○ ○ ○ ○ ○ ○ ○

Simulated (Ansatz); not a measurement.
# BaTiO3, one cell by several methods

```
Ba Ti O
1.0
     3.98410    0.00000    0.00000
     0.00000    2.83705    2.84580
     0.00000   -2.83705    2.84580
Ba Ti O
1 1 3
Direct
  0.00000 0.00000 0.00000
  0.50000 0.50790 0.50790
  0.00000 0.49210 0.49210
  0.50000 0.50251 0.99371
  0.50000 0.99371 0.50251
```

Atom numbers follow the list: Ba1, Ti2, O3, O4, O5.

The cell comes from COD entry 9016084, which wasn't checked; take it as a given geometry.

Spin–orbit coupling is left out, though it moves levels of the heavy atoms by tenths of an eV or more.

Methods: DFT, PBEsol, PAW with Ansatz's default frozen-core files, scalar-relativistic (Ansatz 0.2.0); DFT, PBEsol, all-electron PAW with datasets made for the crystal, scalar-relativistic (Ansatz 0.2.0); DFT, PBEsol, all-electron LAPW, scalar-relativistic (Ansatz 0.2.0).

○ ○ ○ ○ ○ ○ ○

Only one span is wanted. It runs from the first line of the listing through the line with "Atom numbers follow", and each line must match exactly.

* ANSWER SECTION:
Simulated (Ansatz); not a measurement.
# BaTiO3, one cell by several methods

```
Ba Ti O
1.0
     3.98410    0.00000    0.00000
     0.00000    2.83705    2.84580
     0.00000   -2.83705    2.84580
Ba Ti O
1 1 3
Direct
  0.00000 0.00000 0.00000
  0.50000 0.50790 0.50790
  0.00000 0.49210 0.49210
  0.50000 0.50251 0.99371
  0.50000 0.99371 0.50251
```

Atom numbers follow the list: Ba1, Ti2, O3, O4, O5.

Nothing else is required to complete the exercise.